** DATA LISTING follows **

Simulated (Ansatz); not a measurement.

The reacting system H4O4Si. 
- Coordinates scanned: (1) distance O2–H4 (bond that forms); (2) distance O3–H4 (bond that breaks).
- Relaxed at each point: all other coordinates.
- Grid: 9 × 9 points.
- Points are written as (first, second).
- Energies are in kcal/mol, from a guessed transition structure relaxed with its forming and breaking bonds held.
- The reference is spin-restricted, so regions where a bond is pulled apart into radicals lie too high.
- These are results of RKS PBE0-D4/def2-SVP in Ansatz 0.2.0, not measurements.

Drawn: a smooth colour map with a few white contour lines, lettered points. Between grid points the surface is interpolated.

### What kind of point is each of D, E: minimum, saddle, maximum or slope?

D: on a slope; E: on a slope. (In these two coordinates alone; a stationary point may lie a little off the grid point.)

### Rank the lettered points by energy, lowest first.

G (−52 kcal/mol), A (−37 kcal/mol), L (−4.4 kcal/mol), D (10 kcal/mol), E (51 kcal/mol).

** End of DATA LISTING **

**REQUIRED ACTION**: Repeat, character for character, the lines of the material above from the line with "D: on a slope;" through the line with "### Rank the".

**TASK ANSWER**:
D: on a slope; E: on a slope. (In these two coordinates alone; a stationary point may lie a little off the grid point.)

### Rank the lettered points by energy, lowest first.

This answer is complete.